**DATASET EXTRACT**
—————

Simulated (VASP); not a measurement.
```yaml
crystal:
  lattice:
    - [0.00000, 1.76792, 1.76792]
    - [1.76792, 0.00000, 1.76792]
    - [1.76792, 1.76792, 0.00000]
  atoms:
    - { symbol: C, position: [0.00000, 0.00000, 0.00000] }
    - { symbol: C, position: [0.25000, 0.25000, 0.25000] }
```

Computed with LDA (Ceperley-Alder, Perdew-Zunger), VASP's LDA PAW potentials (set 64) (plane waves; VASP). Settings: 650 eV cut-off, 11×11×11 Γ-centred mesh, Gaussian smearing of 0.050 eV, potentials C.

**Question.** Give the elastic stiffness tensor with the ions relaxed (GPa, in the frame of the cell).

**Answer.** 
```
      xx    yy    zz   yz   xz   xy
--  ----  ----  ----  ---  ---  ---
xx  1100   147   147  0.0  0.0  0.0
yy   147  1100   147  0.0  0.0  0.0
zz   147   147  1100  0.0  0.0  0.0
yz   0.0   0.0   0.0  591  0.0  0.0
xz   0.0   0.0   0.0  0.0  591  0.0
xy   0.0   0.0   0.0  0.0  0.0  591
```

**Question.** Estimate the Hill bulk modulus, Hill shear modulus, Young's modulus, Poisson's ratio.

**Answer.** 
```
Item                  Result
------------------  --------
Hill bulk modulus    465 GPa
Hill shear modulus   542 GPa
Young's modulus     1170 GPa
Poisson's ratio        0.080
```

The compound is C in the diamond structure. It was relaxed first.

—————

**TASK ITEM**
Output the data exactly, from the first line through the line that holds "Computed with LDA", so that no later line appears.

**EXERCISE ANSWER**
Simulated (VASP); not a measurement.
```yaml
crystal:
  lattice:
    - [0.00000, 1.76792, 1.76792]
    - [1.76792, 0.00000, 1.76792]
    - [1.76792, 1.76792, 0.00000]
  atoms:
    - { symbol: C, position: [0.00000, 0.00000, 0.00000] }
    - { symbol: C, position: [0.25000, 0.25000, 0.25000] }
```

Computed with LDA (Ceperley-Alder, Perdew-Zunger), VASP's LDA PAW potentials (set 64) (plane waves; VASP). Settings: 650 eV cut-off, 11×11×11 Γ-centred mesh, Gaussian smearing of 0.050 eV, potentials C.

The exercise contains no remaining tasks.